DATA:
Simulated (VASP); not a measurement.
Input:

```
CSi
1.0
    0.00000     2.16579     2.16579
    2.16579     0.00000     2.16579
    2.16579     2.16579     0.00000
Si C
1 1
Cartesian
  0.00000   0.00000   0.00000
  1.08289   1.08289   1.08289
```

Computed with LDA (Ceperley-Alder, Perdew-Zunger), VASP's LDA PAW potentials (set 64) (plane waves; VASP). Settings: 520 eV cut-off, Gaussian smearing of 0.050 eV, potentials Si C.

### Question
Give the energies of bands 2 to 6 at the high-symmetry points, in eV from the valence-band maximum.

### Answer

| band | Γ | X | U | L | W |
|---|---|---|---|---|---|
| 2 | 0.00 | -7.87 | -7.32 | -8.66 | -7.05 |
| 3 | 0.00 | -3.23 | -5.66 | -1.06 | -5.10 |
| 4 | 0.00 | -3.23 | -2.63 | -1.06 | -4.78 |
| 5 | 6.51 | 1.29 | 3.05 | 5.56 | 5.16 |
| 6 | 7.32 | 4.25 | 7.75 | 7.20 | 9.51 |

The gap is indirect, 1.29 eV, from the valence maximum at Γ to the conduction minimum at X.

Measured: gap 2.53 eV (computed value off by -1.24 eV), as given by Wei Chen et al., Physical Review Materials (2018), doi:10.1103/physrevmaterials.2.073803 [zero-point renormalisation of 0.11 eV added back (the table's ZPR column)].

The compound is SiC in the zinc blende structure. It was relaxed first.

BRIEF: Up to and including the line that contains "-1.06 | -4.78 |", restate word for word every line of the entries, starting from the first.

TASK SOLUTION:
Simulated (VASP); not a measurement.
Input:

```
CSi
1.0
    0.00000     2.16579     2.16579
    2.16579     0.00000     2.16579
    2.16579     2.16579     0.00000
Si C
1 1
Cartesian
  0.00000   0.00000   0.00000
  1.08289   1.08289   1.08289
```

Computed with LDA (Ceperley-Alder, Perdew-Zunger), VASP's LDA PAW potentials (set 64) (plane waves; VASP). Settings: 520 eV cut-off, Gaussian smearing of 0.050 eV, potentials Si C.

### Question
Give the energies of bands 2 to 6 at the high-symmetry points, in eV from the valence-band maximum.

### Answer

| band | Γ | X | U | L | W |
|---|---|---|---|---|---|
| 2 | 0.00 | -7.87 | -7.32 | -8.66 | -7.05 |
| 3 | 0.00 | -3.23 | -5.66 | -1.06 | -5.10 |
| 4 | 0.00 | -3.23 | -2.63 | -1.06 | -4.78 |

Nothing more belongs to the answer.